# [Assigned task]
Beginning with the first line, copy out each line of the material until the line containing "0.40 | 6.32 | ? |" has been copied as well.

# [Input data]
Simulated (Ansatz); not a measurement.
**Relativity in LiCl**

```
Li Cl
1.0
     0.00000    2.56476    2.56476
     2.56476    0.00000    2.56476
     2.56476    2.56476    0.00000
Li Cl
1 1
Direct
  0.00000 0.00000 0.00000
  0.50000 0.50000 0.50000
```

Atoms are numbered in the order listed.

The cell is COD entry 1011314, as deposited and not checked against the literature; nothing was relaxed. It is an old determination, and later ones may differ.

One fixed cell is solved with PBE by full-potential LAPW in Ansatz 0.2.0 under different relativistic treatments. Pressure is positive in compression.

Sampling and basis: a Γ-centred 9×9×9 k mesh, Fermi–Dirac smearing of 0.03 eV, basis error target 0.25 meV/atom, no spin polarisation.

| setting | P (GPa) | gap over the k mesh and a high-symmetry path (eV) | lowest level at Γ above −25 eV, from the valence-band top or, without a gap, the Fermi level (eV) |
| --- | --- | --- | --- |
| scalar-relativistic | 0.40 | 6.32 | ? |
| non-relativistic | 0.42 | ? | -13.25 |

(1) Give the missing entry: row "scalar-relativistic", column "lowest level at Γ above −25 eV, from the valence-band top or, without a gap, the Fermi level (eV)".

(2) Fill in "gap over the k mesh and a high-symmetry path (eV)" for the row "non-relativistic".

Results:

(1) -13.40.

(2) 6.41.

# [Written reply]
Simulated (Ansatz); not a measurement.
**Relativity in LiCl**

```
Li Cl
1.0
     0.00000    2.56476    2.56476
     2.56476    0.00000    2.56476
     2.56476    2.56476    0.00000
Li Cl
1 1
Direct
  0.00000 0.00000 0.00000
  0.50000 0.50000 0.50000
```

Atoms are numbered in the order listed.

The cell is COD entry 1011314, as deposited and not checked against the literature; nothing was relaxed. It is an old determination, and later ones may differ.

One fixed cell is solved with PBE by full-potential LAPW in Ansatz 0.2.0 under different relativistic treatments. Pressure is positive in compression.

Sampling and basis: a Γ-centred 9×9×9 k mesh, Fermi–Dirac smearing of 0.03 eV, basis error target 0.25 meV/atom, no spin polarisation.

| setting | P (GPa) | gap over the k mesh and a high-symmetry path (eV) | lowest level at Γ above −25 eV, from the valence-band top or, without a gap, the Fermi level (eV) |
| --- | --- | --- | --- |
| scalar-relativistic | 0.40 | 6.32 | ? |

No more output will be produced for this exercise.